* Excerpted records:
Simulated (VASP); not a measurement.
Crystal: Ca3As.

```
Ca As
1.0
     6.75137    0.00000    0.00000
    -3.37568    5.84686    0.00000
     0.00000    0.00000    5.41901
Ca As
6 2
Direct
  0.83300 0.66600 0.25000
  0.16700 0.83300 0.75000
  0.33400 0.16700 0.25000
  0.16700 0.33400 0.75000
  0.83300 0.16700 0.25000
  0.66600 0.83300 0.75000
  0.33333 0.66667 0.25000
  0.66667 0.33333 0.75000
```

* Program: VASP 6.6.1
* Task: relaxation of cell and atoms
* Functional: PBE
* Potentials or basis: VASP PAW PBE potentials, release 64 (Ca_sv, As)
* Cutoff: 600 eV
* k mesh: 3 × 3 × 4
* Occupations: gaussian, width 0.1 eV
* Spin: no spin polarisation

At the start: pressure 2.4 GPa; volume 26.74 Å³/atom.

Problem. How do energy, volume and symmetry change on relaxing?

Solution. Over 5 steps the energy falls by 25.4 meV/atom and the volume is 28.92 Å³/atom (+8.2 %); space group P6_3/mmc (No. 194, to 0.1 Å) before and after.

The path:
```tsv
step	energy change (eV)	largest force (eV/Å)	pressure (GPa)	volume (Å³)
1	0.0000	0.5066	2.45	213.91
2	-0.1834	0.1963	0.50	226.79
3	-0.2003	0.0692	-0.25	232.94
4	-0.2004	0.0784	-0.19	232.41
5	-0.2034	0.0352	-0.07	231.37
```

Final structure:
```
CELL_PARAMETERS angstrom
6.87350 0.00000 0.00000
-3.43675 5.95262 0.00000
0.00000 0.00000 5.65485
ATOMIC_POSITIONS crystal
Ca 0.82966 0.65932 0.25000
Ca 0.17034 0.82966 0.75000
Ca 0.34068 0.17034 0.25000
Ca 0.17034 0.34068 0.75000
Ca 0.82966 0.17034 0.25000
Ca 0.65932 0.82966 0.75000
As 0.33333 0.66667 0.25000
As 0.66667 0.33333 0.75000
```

* Work order:
Output, from the data above, the lines from the line with "64 (Ca_sv, As)" to the line with "Problem. How do" exactly as they stand, both ends included and nothing else.

* Exercise response:
* Potentials or basis: VASP PAW PBE potentials, release 64 (Ca_sv, As)
* Cutoff: 600 eV
* k mesh: 3 × 3 × 4
* Occupations: gaussian, width 0.1 eV
* Spin: no spin polarisation

At the start: pressure 2.4 GPa; volume 26.74 Å³/atom.

Problem. How do energy, volume and symmetry change on relaxing?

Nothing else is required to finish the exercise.